**Stored data**.
▼▼▼
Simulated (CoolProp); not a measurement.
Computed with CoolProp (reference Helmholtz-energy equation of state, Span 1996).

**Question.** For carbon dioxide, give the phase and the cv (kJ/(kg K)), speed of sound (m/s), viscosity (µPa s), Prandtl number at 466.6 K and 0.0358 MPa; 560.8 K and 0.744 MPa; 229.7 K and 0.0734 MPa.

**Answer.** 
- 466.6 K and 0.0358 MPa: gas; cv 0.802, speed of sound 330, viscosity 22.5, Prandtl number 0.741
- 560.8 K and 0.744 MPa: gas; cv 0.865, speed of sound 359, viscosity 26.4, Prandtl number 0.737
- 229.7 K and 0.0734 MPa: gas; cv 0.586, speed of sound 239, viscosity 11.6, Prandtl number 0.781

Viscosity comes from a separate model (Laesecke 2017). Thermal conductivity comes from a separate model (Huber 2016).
▲▲▲

**Task item**.
Only the lines from the start of the material through the line containing "- 229.7 K and" should be repeated, and they should be repeated exactly.

**Task response**.
Simulated (CoolProp); not a measurement.
Computed with CoolProp (reference Helmholtz-energy equation of state, Span 1996).

**Question.** For carbon dioxide, give the phase and the cv (kJ/(kg K)), speed of sound (m/s), viscosity (µPa s), Prandtl number at 466.6 K and 0.0358 MPa; 560.8 K and 0.744 MPa; 229.7 K and 0.0734 MPa.

**Answer.** 
- 466.6 K and 0.0358 MPa: gas; cv 0.802, speed of sound 330, viscosity 22.5, Prandtl number 0.741
- 560.8 K and 0.744 MPa: gas; cv 0.865, speed of sound 359, viscosity 26.4, Prandtl number 0.737
- 229.7 K and 0.0734 MPa: gas; cv 0.586, speed of sound 239, viscosity 11.6, Prandtl number 0.781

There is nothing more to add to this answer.